★ ★ ★ ★ ★

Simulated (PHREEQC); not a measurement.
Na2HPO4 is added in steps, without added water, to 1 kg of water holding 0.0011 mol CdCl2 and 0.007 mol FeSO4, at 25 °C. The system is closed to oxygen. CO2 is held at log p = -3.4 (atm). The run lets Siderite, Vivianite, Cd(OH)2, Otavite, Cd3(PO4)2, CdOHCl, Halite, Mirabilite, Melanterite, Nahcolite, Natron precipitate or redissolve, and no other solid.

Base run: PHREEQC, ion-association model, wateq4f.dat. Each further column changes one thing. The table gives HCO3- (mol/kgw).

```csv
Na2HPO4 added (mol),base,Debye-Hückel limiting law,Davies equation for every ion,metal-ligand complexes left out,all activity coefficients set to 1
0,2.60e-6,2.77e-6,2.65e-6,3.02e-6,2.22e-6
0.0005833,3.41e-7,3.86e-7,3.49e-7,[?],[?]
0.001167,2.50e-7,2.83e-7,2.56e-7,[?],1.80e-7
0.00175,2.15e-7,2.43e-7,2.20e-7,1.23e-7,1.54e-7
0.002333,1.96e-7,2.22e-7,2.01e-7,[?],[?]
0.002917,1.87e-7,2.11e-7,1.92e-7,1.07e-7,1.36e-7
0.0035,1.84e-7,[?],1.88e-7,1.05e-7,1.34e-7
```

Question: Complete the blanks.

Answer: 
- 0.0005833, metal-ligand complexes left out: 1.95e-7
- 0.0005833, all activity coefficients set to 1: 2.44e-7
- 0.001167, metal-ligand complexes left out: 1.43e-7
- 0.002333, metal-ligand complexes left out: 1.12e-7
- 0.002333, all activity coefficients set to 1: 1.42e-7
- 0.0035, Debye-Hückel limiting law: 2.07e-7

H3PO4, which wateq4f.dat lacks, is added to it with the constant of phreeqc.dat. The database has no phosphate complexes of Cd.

★ ★ ★ ★ ★

- _ACTION ITEM_
Quote the records above from their first line through the line containing "- 0.0035, Debye-Hückel limiting law: 2.07e-7", both ends included.

- _TASK SOLUTION_
Simulated (PHREEQC); not a measurement.
Na2HPO4 is added in steps, without added water, to 1 kg of water holding 0.0011 mol CdCl2 and 0.007 mol FeSO4, at 25 °C. The system is closed to oxygen. CO2 is held at log p = -3.4 (atm). The run lets Siderite, Vivianite, Cd(OH)2, Otavite, Cd3(PO4)2, CdOHCl, Halite, Mirabilite, Melanterite, Nahcolite, Natron precipitate or redissolve, and no other solid.

Base run: PHREEQC, ion-association model, wateq4f.dat. Each further column changes one thing. The table gives HCO3- (mol/kgw).

```csv
Na2HPO4 added (mol),base,Debye-Hückel limiting law,Davies equation for every ion,metal-ligand complexes left out,all activity coefficients set to 1
0,2.60e-6,2.77e-6,2.65e-6,3.02e-6,2.22e-6
0.0005833,3.41e-7,3.86e-7,3.49e-7,[?],[?]
0.001167,2.50e-7,2.83e-7,2.56e-7,[?],1.80e-7
0.00175,2.15e-7,2.43e-7,2.20e-7,1.23e-7,1.54e-7
0.002333,1.96e-7,2.22e-7,2.01e-7,[?],[?]
0.002917,1.87e-7,2.11e-7,1.92e-7,1.07e-7,1.36e-7
0.0035,1.84e-7,[?],1.88e-7,1.05e-7,1.34e-7
```

Question: Complete the blanks.

Answer: 
- 0.0005833, metal-ligand complexes left out: 1.95e-7
- 0.0005833, all activity coefficients set to 1: 2.44e-7
- 0.001167, metal-ligand complexes left out: 1.43e-7
- 0.002333, metal-ligand complexes left out: 1.12e-7
- 0.002333, all activity coefficients set to 1: 1.42e-7
- 0.0035, Debye-Hückel limiting law: 2.07e-7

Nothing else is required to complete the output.